—————

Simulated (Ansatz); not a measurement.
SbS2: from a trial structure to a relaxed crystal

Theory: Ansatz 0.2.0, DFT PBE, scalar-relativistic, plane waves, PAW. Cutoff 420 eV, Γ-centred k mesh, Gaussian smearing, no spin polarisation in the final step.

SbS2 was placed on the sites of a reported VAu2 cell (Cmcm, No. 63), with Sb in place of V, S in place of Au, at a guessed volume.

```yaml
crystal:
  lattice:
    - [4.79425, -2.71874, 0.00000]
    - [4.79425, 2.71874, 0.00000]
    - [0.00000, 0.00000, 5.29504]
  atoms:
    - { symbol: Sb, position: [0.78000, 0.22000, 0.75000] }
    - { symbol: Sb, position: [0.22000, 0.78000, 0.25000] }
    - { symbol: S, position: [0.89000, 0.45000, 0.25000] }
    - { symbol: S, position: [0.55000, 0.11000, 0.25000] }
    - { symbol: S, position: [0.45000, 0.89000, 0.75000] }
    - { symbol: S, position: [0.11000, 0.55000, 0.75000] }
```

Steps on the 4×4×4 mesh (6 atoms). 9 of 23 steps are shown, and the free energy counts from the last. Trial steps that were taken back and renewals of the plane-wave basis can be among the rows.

—————

## Work item
Please, from the material above, copy only the lines from the line with "SbS2: from a" up to and including the line with "Theory: Ansatz 0.2.0, DFT", exactly as written.

## Expected answer
SbS2: from a trial structure to a relaxed crystal

Theory: Ansatz 0.2.0, DFT PBE, scalar-relativistic, plane waves, PAW. Cutoff 420 eV, Γ-centred k mesh, Gaussian smearing, no spin polarisation in the final step.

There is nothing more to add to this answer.